**Recorded information**:
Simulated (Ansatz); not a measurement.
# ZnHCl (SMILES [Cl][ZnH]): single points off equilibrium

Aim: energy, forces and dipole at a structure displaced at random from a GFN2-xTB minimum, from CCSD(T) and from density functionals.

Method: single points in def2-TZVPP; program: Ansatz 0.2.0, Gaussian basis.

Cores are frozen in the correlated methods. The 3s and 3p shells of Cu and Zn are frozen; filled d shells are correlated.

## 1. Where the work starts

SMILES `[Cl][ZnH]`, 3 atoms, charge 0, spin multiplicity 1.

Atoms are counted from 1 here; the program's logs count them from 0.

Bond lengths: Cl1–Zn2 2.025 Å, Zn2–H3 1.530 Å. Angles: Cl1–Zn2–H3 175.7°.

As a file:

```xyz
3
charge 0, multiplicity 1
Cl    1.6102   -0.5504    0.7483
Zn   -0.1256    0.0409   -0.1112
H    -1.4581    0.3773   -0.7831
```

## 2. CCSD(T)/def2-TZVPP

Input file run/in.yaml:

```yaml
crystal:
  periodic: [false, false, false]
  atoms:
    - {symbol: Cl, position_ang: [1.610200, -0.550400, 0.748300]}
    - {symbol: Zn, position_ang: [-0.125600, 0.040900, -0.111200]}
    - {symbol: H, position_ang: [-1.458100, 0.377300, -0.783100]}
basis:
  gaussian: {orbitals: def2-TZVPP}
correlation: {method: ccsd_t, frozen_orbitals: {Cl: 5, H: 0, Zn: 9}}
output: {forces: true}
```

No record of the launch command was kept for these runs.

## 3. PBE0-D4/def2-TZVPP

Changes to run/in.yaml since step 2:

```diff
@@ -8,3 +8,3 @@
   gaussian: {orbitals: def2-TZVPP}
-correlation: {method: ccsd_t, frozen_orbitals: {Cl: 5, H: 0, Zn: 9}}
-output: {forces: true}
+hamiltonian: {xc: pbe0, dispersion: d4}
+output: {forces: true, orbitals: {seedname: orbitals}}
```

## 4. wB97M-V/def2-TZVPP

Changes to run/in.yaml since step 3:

**Work task**: Return only the lines above that run from the opening line through the line containing "Method: single points", exactly as written.

**Written solution**:
Simulated (Ansatz); not a measurement.
# ZnHCl (SMILES [Cl][ZnH]): single points off equilibrium

Aim: energy, forces and dipole at a structure displaced at random from a GFN2-xTB minimum, from CCSD(T) and from density functionals.

Method: single points in def2-TZVPP; program: Ansatz 0.2.0, Gaussian basis.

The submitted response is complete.